» **Requirement**:
Only the lines from the top of the data through the line containing "Cell a = 3.8510" should be duplicated, exactly as they appear.

» **Material shown**:
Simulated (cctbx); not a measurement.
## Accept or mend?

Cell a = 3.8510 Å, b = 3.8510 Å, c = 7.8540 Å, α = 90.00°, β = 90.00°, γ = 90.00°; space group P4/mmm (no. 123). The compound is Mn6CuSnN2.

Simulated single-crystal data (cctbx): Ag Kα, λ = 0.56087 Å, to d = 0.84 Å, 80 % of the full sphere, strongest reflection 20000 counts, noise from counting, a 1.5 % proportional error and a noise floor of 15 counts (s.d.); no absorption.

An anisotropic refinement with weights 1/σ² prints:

» **Task solution**:
Simulated (cctbx); not a measurement.
## Accept or mend?

Cell a = 3.8510 Å, b = 3.8510 Å, c = 7.8540 Å, α = 90.00°, β = 90.00°, γ = 90.00°; space group P4/mmm (no. 123). The compound is Mn6CuSnN2.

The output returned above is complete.